Quote the listing below word for word, stopping after the line that contains "0.00 | 0.000 |".

>>>>>
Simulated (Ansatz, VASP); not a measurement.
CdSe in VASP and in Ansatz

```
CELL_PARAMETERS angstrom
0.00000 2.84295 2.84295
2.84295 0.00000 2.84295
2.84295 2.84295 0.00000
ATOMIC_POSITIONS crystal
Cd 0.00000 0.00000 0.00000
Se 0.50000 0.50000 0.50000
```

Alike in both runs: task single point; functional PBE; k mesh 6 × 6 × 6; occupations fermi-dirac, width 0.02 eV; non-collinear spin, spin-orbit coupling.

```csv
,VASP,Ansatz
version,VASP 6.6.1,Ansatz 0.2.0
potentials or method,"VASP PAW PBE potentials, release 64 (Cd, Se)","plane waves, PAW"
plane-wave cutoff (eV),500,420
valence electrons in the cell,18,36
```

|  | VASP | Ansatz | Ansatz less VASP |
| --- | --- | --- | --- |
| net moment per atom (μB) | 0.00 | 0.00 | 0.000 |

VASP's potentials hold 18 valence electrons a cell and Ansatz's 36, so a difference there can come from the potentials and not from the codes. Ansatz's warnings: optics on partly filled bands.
<<<<<

**Expected answer:**
Simulated (Ansatz, VASP); not a measurement.
CdSe in VASP and in Ansatz

```
CELL_PARAMETERS angstrom
0.00000 2.84295 2.84295
2.84295 0.00000 2.84295
2.84295 2.84295 0.00000
ATOMIC_POSITIONS crystal
Cd 0.00000 0.00000 0.00000
Se 0.50000 0.50000 0.50000
```

Alike in both runs: task single point; functional PBE; k mesh 6 × 6 × 6; occupations fermi-dirac, width 0.02 eV; non-collinear spin, spin-orbit coupling.

```csv
,VASP,Ansatz
version,VASP 6.6.1,Ansatz 0.2.0
potentials or method,"VASP PAW PBE potentials, release 64 (Cd, Se)","plane waves, PAW"
plane-wave cutoff (eV),500,420
valence electrons in the cell,18,36
```

|  | VASP | Ansatz | Ansatz less VASP |
| --- | --- | --- | --- |
| net moment per atom (μB) | 0.00 | 0.00 | 0.000 |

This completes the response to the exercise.